Give again, word for word, every line below from the one that has "(5) Ground term" through the one that has "(1) Ground term 3B1", both included, and no others.

======== RECORDS PROVIDED

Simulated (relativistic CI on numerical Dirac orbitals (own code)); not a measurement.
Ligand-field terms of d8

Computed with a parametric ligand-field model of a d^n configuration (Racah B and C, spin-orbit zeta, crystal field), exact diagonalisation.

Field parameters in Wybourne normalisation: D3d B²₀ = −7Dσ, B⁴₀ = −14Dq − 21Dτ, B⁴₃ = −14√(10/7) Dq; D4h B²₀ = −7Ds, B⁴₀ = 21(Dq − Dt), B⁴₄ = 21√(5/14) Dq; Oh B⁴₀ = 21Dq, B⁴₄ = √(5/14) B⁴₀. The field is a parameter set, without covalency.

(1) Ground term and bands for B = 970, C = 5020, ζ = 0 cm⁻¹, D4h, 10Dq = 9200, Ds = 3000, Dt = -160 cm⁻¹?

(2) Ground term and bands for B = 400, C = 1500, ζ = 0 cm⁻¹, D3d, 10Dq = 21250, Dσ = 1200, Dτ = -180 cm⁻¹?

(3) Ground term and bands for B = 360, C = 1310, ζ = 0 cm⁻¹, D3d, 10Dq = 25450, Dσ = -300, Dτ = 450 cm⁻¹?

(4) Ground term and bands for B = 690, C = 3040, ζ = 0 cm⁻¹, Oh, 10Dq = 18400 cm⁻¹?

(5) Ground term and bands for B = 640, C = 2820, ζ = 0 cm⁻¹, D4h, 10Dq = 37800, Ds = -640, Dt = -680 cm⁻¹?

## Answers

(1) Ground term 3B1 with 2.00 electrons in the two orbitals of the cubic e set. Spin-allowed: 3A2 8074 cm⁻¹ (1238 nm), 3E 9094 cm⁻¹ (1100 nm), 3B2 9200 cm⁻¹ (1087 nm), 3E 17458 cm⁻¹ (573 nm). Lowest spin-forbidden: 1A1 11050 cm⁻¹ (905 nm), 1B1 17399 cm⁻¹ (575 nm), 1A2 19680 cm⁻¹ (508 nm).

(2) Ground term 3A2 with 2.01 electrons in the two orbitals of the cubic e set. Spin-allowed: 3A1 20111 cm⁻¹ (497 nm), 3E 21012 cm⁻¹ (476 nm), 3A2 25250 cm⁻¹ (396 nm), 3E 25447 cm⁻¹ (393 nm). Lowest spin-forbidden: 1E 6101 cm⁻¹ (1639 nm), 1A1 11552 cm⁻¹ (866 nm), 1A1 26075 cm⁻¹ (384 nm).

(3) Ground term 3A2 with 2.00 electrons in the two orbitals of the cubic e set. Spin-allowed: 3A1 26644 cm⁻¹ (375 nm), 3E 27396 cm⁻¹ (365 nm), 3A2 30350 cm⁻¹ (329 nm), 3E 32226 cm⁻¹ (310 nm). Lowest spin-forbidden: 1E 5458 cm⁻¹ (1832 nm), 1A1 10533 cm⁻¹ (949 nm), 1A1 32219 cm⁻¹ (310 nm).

================

■ ANSWER SECTION ■
(5) Ground term and bands for B = 640, C = 2820, ζ = 0 cm⁻¹, D4h, 10Dq = 37800, Ds = -640, Dt = -680 cm⁻¹?

## Answers

(1) Ground term 3B1 with 2.00 electrons in the two orbitals of the cubic e set. Spin-allowed: 3A2 8074 cm⁻¹ (1238 nm), 3E 9094 cm⁻¹ (1100 nm), 3B2 9200 cm⁻¹ (1087 nm), 3E 17458 cm⁻¹ (573 nm). Lowest spin-forbidden: 1A1 11050 cm⁻¹ (905 nm), 1B1 17399 cm⁻¹ (575 nm), 1A2 19680 cm⁻¹ (508 nm).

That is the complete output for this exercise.